**Work order:**
Take the lines below from the first through the one that contains "Computed with Ansatz" and copy them exactly.

**Material shown:**
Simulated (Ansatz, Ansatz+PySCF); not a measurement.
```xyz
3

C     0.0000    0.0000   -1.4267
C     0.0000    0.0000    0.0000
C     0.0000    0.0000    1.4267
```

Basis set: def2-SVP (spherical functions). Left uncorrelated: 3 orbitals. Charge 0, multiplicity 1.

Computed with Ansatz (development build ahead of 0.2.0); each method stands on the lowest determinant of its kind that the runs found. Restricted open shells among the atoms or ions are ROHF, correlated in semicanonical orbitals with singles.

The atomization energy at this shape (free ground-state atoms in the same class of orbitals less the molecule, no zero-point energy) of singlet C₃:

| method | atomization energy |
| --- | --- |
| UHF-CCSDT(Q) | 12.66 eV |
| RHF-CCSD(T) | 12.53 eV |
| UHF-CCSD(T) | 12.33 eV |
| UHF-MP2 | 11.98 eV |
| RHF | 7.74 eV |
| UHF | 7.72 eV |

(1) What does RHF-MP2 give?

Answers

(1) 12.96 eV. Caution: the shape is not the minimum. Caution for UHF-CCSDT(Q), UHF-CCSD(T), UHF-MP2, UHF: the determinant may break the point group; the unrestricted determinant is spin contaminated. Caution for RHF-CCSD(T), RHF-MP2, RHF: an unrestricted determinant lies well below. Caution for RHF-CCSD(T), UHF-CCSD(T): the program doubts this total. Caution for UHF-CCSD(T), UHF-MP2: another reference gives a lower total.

**Your response:**
Simulated (Ansatz, Ansatz+PySCF); not a measurement.
```xyz
3

C     0.0000    0.0000   -1.4267
C     0.0000    0.0000    0.0000
C     0.0000    0.0000    1.4267
```

Basis set: def2-SVP (spherical functions). Left uncorrelated: 3 orbitals. Charge 0, multiplicity 1.

Computed with Ansatz (development build ahead of 0.2.0); each method stands on the lowest determinant of its kind that the runs found. Restricted open shells among the atoms or ions are ROHF, correlated in semicanonical orbitals with singles.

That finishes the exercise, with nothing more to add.